REQUIRED ACTION: In the data that follows, find the line with "Bond lengths: F1–B2"; transcribe it, every later line up to the one with "## (2) The energy", and that line as well, exactly and with no others.

RECORDED DATA:
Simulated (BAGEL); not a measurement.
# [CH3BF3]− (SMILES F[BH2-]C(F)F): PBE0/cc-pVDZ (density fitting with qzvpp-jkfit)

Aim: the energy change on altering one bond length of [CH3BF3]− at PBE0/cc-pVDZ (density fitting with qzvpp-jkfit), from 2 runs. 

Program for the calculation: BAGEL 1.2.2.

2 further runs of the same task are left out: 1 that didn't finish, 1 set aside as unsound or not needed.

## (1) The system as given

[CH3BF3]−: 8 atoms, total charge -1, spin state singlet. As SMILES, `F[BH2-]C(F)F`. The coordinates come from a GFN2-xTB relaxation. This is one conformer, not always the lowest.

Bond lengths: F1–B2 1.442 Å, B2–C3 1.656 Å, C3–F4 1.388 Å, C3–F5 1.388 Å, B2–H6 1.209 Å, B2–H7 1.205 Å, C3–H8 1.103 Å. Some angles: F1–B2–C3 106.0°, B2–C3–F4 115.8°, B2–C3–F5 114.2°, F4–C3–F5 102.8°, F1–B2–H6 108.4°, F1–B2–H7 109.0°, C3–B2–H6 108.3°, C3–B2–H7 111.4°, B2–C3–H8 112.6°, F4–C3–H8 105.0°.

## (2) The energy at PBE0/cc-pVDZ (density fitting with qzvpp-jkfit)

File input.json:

EXERCISE OUTPUT:
Bond lengths: F1–B2 1.442 Å, B2–C3 1.656 Å, C3–F4 1.388 Å, C3–F5 1.388 Å, B2–H6 1.209 Å, B2–H7 1.205 Å, C3–H8 1.103 Å. Some angles: F1–B2–C3 106.0°, B2–C3–F4 115.8°, B2–C3–F5 114.2°, F4–C3–F5 102.8°, F1–B2–H6 108.4°, F1–B2–H7 109.0°, C3–B2–H6 108.3°, C3–B2–H7 111.4°, B2–C3–H8 112.6°, F4–C3–H8 105.0°.

## (2) The energy at PBE0/cc-pVDZ (density fitting with qzvpp-jkfit)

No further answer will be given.